+++ Provided records +++

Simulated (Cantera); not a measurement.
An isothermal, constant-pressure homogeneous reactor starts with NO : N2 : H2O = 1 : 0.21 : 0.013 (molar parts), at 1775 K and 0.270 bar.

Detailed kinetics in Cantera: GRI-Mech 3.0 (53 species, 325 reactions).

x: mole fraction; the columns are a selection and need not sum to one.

+++

_Brief_: Output exactly the span of lines beginning at the first line of the records and ending at the line that holds "Detailed kinetics in", inclusive, with no other text.

_Solution_:
Simulated (Cantera); not a measurement.
An isothermal, constant-pressure homogeneous reactor starts with NO : N2 : H2O = 1 : 0.21 : 0.013 (molar parts), at 1775 K and 0.270 bar.

Detailed kinetics in Cantera: GRI-Mech 3.0 (53 species, 325 reactions).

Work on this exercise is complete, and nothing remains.